* [Activity]: Please restate the material below word for word, from the first line through the one that contains "Program: VASP 6.6.1", inclusive.

━━ Records provided ━━
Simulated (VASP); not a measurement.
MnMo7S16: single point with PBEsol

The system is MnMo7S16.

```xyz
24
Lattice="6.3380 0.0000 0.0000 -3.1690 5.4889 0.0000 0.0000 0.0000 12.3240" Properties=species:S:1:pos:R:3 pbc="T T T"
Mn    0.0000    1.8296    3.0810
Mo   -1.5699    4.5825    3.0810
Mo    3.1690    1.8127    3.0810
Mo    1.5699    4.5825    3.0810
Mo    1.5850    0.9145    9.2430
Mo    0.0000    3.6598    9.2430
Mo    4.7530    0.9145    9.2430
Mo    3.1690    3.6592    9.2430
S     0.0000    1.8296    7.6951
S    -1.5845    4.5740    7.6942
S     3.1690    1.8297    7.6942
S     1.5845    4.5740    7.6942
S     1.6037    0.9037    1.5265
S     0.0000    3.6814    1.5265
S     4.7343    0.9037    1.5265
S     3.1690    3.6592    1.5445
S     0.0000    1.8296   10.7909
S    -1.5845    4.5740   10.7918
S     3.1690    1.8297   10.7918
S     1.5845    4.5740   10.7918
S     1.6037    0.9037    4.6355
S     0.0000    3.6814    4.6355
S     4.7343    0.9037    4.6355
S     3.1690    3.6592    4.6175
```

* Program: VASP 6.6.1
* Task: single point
━━━

* [Task output]:
Simulated (VASP); not a measurement.
MnMo7S16: single point with PBEsol

The system is MnMo7S16.

```xyz
24
Lattice="6.3380 0.0000 0.0000 -3.1690 5.4889 0.0000 0.0000 0.0000 12.3240" Properties=species:S:1:pos:R:3 pbc="T T T"
Mn    0.0000    1.8296    3.0810
Mo   -1.5699    4.5825    3.0810
Mo    3.1690    1.8127    3.0810
Mo    1.5699    4.5825    3.0810
Mo    1.5850    0.9145    9.2430
Mo    0.0000    3.6598    9.2430
Mo    4.7530    0.9145    9.2430
Mo    3.1690    3.6592    9.2430
S     0.0000    1.8296    7.6951
S    -1.5845    4.5740    7.6942
S     3.1690    1.8297    7.6942
S     1.5845    4.5740    7.6942
S     1.6037    0.9037    1.5265
S     0.0000    3.6814    1.5265
S     4.7343    0.9037    1.5265
S     3.1690    3.6592    1.5445
S     0.0000    1.8296   10.7909
S    -1.5845    4.5740   10.7918
S     3.1690    1.8297   10.7918
S     1.5845    4.5740   10.7918
S     1.6037    0.9037    4.6355
S     0.0000    3.6814    4.6355
S     4.7343    0.9037    4.6355
S     3.1690    3.6592    4.6175
```

* Program: VASP 6.6.1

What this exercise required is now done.